WORK REQUEST. Return the full listing, character for character.

DATA EXTRACT.
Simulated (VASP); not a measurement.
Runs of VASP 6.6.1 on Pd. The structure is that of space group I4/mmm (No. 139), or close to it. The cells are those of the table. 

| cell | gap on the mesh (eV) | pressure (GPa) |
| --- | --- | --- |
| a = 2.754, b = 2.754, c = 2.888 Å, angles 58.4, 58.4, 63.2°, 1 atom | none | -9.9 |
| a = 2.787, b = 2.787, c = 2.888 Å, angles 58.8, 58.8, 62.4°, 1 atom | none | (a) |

WRITTEN SOLUTION.
Simulated (VASP); not a measurement.
Runs of VASP 6.6.1 on Pd. The structure is that of space group I4/mmm (No. 139), or close to it. The cells are those of the table. 

| cell | gap on the mesh (eV) | pressure (GPa) |
| --- | --- | --- |
| a = 2.754, b = 2.754, c = 2.888 Å, angles 58.4, 58.4, 63.2°, 1 atom | none | -9.9 |
| a = 2.787, b = 2.787, c = 2.888 Å, angles 58.8, 58.8, 62.4°, 1 atom | none | (a) |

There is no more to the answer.